━━━ Dataset records ━━━

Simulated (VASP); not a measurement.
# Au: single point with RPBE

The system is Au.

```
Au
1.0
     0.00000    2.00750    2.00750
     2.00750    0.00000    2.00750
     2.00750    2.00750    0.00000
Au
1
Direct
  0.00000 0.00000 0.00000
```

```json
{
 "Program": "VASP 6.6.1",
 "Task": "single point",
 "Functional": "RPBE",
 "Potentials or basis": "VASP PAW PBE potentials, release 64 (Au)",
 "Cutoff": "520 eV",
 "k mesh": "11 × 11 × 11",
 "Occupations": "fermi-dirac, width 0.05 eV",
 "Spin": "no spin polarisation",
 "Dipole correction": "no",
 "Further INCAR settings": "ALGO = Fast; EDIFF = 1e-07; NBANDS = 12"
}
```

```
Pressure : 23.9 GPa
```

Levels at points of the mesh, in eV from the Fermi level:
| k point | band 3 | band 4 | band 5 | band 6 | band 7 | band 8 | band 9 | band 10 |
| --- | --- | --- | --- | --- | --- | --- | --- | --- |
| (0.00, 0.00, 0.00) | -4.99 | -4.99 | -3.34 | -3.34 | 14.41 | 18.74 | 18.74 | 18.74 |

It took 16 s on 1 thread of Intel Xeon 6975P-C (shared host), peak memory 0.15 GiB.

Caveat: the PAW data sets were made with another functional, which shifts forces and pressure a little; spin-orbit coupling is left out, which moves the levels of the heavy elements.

━━━

■ **Activity**
Each line from the top of the data, up to and including the line that contains "It took 16 s", should be set down exactly.

■ **Task answer**
Simulated (VASP); not a measurement.
# Au: single point with RPBE

The system is Au.

```
Au
1.0
     0.00000    2.00750    2.00750
     2.00750    0.00000    2.00750
     2.00750    2.00750    0.00000
Au
1
Direct
  0.00000 0.00000 0.00000
```

```json
{
 "Program": "VASP 6.6.1",
 "Task": "single point",
 "Functional": "RPBE",
 "Potentials or basis": "VASP PAW PBE potentials, release 64 (Au)",
 "Cutoff": "520 eV",
 "k mesh": "11 × 11 × 11",
 "Occupations": "fermi-dirac, width 0.05 eV",
 "Spin": "no spin polarisation",
 "Dipole correction": "no",
 "Further INCAR settings": "ALGO = Fast; EDIFF = 1e-07; NBANDS = 12"
}
```

```
Pressure : 23.9 GPa
```

Levels at points of the mesh, in eV from the Fermi level:
| k point | band 3 | band 4 | band 5 | band 6 | band 7 | band 8 | band 9 | band 10 |
| --- | --- | --- | --- | --- | --- | --- | --- | --- |
| (0.00, 0.00, 0.00) | -4.99 | -4.99 | -3.34 | -3.34 | 14.41 | 18.74 | 18.74 | 18.74 |

It took 16 s on 1 thread of Intel Xeon 6975P-C (shared host), peak memory 0.15 GiB.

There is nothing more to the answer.